* [Work item]
Reproduce all entries precisely as they are written.

* [Information]
^^^^^^^^
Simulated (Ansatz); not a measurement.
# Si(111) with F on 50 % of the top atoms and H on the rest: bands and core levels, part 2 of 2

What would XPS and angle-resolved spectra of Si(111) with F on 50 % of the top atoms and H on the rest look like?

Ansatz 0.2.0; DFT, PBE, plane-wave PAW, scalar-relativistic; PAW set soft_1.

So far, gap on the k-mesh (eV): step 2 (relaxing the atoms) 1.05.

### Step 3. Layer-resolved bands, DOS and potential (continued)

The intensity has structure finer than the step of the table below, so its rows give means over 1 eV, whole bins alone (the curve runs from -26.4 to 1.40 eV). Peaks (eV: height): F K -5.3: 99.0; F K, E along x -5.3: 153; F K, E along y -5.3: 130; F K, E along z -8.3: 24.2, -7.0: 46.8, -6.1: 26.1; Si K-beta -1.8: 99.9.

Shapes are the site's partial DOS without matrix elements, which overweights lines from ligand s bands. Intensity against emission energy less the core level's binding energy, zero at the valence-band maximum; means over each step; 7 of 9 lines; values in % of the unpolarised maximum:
^^^^^^^^

* [Your response]
Simulated (Ansatz); not a measurement.
# Si(111) with F on 50 % of the top atoms and H on the rest: bands and core levels, part 2 of 2

What would XPS and angle-resolved spectra of Si(111) with F on 50 % of the top atoms and H on the rest look like?

Ansatz 0.2.0; DFT, PBE, plane-wave PAW, scalar-relativistic; PAW set soft_1.

So far, gap on the k-mesh (eV): step 2 (relaxing the atoms) 1.05.

### Step 3. Layer-resolved bands, DOS and potential (continued)

The intensity has structure finer than the step of the table below, so its rows give means over 1 eV, whole bins alone (the curve runs from -26.4 to 1.40 eV). Peaks (eV: height): F K -5.3: 99.0; F K, E along x -5.3: 153; F K, E along y -5.3: 130; F K, E along z -8.3: 24.2, -7.0: 46.8, -6.1: 26.1; Si K-beta -1.8: 99.9.

Shapes are the site's partial DOS without matrix elements, which overweights lines from ligand s bands. Intensity against emission energy less the core level's binding energy, zero at the valence-band maximum; means over each step; 7 of 9 lines; values in % of the unpolarised maximum:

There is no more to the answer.